———

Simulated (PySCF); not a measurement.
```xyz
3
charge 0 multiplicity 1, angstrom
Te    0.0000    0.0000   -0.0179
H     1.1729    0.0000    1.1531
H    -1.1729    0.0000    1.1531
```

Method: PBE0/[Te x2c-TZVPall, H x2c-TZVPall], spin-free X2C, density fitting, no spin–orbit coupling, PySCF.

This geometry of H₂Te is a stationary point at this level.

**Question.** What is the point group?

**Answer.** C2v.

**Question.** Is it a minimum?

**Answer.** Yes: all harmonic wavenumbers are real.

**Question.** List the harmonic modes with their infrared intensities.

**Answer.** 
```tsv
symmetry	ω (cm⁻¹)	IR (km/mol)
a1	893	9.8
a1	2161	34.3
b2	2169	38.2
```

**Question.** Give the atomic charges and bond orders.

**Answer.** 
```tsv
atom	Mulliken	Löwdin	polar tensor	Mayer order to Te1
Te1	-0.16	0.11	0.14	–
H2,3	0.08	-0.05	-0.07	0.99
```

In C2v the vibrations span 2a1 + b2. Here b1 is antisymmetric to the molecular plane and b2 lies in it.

———

### [ASSIGNMENT]
Only the lines from the beginning of the material above through the line with "and bond orders." are wanted; extract them exactly.

### [TASK SOLUTION]
Simulated (PySCF); not a measurement.
```xyz
3
charge 0 multiplicity 1, angstrom
Te    0.0000    0.0000   -0.0179
H     1.1729    0.0000    1.1531
H    -1.1729    0.0000    1.1531
```

Method: PBE0/[Te x2c-TZVPall, H x2c-TZVPall], spin-free X2C, density fitting, no spin–orbit coupling, PySCF.

This geometry of H₂Te is a stationary point at this level.

**Question.** What is the point group?

**Answer.** C2v.

**Question.** Is it a minimum?

**Answer.** Yes: all harmonic wavenumbers are real.

**Question.** List the harmonic modes with their infrared intensities.

**Answer.** 
```tsv
symmetry	ω (cm⁻¹)	IR (km/mol)
a1	893	9.8
a1	2161	34.3
b2	2169	38.2
```

**Question.** Give the atomic charges and bond orders.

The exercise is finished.